------------------------------------------------------------

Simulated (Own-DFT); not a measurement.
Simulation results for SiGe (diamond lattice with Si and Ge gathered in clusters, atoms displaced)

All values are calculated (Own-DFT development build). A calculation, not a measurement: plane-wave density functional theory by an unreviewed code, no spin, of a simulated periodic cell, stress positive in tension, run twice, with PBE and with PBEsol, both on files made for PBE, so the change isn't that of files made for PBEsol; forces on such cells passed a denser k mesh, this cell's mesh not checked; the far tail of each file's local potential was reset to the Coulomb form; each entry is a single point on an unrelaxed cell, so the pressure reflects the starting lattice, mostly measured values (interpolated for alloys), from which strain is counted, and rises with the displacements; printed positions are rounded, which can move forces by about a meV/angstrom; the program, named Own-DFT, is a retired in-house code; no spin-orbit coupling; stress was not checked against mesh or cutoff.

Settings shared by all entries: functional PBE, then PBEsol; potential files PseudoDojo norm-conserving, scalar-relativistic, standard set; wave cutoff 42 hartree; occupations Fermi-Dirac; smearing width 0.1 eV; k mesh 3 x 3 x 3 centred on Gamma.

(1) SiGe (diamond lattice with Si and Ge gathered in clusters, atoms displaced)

------------------------------------------------------------

■ WORK ORDER ■
Whatever appears in the data above must be copied word for word.

■ REPLY ■
Simulated (Own-DFT); not a measurement.
Simulation results for SiGe (diamond lattice with Si and Ge gathered in clusters, atoms displaced)

All values are calculated (Own-DFT development build). A calculation, not a measurement: plane-wave density functional theory by an unreviewed code, no spin, of a simulated periodic cell, stress positive in tension, run twice, with PBE and with PBEsol, both on files made for PBE, so the change isn't that of files made for PBEsol; forces on such cells passed a denser k mesh, this cell's mesh not checked; the far tail of each file's local potential was reset to the Coulomb form; each entry is a single point on an unrelaxed cell, so the pressure reflects the starting lattice, mostly measured values (interpolated for alloys), from which strain is counted, and rises with the displacements; printed positions are rounded, which can move forces by about a meV/angstrom; the program, named Own-DFT, is a retired in-house code; no spin-orbit coupling; stress was not checked against mesh or cutoff.

Settings shared by all entries: functional PBE, then PBEsol; potential files PseudoDojo norm-conserving, scalar-relativistic, standard set; wave cutoff 42 hartree; occupations Fermi-Dirac; smearing width 0.1 eV; k mesh 3 x 3 x 3 centred on Gamma.

(1) SiGe (diamond lattice with Si and Ge gathered in clusters, atoms displaced)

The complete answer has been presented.